> _Work request_
Every line of the material is to be set down exactly as written.

####
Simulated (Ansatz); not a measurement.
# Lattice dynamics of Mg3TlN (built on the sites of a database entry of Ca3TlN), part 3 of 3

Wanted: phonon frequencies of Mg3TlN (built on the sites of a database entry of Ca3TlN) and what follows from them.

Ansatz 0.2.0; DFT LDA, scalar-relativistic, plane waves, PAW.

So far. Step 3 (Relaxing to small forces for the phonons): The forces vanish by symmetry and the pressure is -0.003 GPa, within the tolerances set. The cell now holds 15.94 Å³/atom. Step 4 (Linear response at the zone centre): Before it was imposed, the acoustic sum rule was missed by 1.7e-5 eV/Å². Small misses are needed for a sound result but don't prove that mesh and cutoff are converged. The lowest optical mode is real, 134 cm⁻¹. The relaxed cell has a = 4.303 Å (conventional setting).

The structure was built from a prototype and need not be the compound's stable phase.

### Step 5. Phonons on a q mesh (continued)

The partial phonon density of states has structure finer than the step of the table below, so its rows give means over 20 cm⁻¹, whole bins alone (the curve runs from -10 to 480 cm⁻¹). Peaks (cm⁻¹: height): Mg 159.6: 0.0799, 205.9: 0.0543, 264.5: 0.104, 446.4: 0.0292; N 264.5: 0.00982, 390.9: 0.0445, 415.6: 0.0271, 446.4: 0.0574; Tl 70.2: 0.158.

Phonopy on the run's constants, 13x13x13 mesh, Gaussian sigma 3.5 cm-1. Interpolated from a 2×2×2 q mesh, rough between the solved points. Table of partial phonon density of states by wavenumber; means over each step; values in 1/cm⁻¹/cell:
####

> _Worked solution_
Simulated (Ansatz); not a measurement.
# Lattice dynamics of Mg3TlN (built on the sites of a database entry of Ca3TlN), part 3 of 3

Wanted: phonon frequencies of Mg3TlN (built on the sites of a database entry of Ca3TlN) and what follows from them.

Ansatz 0.2.0; DFT LDA, scalar-relativistic, plane waves, PAW.

So far. Step 3 (Relaxing to small forces for the phonons): The forces vanish by symmetry and the pressure is -0.003 GPa, within the tolerances set. The cell now holds 15.94 Å³/atom. Step 4 (Linear response at the zone centre): Before it was imposed, the acoustic sum rule was missed by 1.7e-5 eV/Å². Small misses are needed for a sound result but don't prove that mesh and cutoff are converged. The lowest optical mode is real, 134 cm⁻¹. The relaxed cell has a = 4.303 Å (conventional setting).

The structure was built from a prototype and need not be the compound's stable phase.

### Step 5. Phonons on a q mesh (continued)

The partial phonon density of states has structure finer than the step of the table below, so its rows give means over 20 cm⁻¹, whole bins alone (the curve runs from -10 to 480 cm⁻¹). Peaks (cm⁻¹: height): Mg 159.6: 0.0799, 205.9: 0.0543, 264.5: 0.104, 446.4: 0.0292; N 264.5: 0.00982, 390.9: 0.0445, 415.6: 0.0271, 446.4: 0.0574; Tl 70.2: 0.158.

Phonopy on the run's constants, 13x13x13 mesh, Gaussian sigma 3.5 cm-1. Interpolated from a 2×2×2 q mesh, rough between the solved points. Table of partial phonon density of states by wavenumber; means over each step; values in 1/cm⁻¹/cell:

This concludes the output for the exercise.